EXERCISE — Reproduce this listing from its first line through the line with "Si3BH10O4(-) is a", inclusive, leaving out all that follows.

────────────────────────────────────────

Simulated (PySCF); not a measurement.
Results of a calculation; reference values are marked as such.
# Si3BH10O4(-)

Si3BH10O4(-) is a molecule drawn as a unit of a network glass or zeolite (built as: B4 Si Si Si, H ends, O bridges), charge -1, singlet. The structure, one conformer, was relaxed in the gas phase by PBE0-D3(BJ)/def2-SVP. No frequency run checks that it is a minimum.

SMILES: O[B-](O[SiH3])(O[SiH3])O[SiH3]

────────────────────────────────────────

EXPECTED ANSWER —
Simulated (PySCF); not a measurement.
Results of a calculation; reference values are marked as such.
# Si3BH10O4(-)

Si3BH10O4(-) is a molecule drawn as a unit of a network glass or zeolite (built as: B4 Si Si Si, H ends, O bridges), charge -1, singlet. The structure, one conformer, was relaxed in the gas phase by PBE0-D3(BJ)/def2-SVP. No frequency run checks that it is a minimum.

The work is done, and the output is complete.